Work order => The line containing "Task: Estimate the wall time of this run." marks the end: output every line of the data up to it, and that line too, exactly as written.

Information given =>
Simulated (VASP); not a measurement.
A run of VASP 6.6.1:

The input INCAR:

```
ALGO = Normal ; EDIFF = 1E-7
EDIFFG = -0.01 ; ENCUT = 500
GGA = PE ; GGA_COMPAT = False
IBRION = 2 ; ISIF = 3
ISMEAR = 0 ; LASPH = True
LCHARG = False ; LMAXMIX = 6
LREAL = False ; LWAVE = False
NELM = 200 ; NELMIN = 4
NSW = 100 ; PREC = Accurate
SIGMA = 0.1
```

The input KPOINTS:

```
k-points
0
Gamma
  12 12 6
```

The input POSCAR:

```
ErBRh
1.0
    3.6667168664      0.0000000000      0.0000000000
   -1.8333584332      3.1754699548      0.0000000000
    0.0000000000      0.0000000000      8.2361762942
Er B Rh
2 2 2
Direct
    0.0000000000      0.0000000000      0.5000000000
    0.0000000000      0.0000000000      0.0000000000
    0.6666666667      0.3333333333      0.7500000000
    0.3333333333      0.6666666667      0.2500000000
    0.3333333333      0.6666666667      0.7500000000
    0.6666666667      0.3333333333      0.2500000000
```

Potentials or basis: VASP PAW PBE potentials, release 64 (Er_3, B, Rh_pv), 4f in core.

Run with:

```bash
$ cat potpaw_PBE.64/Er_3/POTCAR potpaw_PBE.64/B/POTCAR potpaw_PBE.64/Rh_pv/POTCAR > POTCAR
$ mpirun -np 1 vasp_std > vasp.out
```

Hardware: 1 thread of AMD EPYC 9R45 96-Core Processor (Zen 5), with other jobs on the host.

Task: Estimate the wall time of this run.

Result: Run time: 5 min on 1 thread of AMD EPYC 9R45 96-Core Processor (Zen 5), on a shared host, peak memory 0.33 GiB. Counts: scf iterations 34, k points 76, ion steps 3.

Solution =>
Simulated (VASP); not a measurement.
A run of VASP 6.6.1:

The input INCAR:

```
ALGO = Normal ; EDIFF = 1E-7
EDIFFG = -0.01 ; ENCUT = 500
GGA = PE ; GGA_COMPAT = False
IBRION = 2 ; ISIF = 3
ISMEAR = 0 ; LASPH = True
LCHARG = False ; LMAXMIX = 6
LREAL = False ; LWAVE = False
NELM = 200 ; NELMIN = 4
NSW = 100 ; PREC = Accurate
SIGMA = 0.1
```

The input KPOINTS:

```
k-points
0
Gamma
  12 12 6
```

The input POSCAR:

```
ErBRh
1.0
    3.6667168664      0.0000000000      0.0000000000
   -1.8333584332      3.1754699548      0.0000000000
    0.0000000000      0.0000000000      8.2361762942
Er B Rh
2 2 2
Direct
    0.0000000000      0.0000000000      0.5000000000
    0.0000000000      0.0000000000      0.0000000000
    0.6666666667      0.3333333333      0.7500000000
    0.3333333333      0.6666666667      0.2500000000
    0.3333333333      0.6666666667      0.7500000000
    0.6666666667      0.3333333333      0.2500000000
```

Potentials or basis: VASP PAW PBE potentials, release 64 (Er_3, B, Rh_pv), 4f in core.

Run with:

```bash
$ cat potpaw_PBE.64/Er_3/POTCAR potpaw_PBE.64/B/POTCAR potpaw_PBE.64/Rh_pv/POTCAR > POTCAR
$ mpirun -np 1 vasp_std > vasp.out
```

Hardware: 1 thread of AMD EPYC 9R45 96-Core Processor (Zen 5), with other jobs on the host.

Task: Estimate the wall time of this run.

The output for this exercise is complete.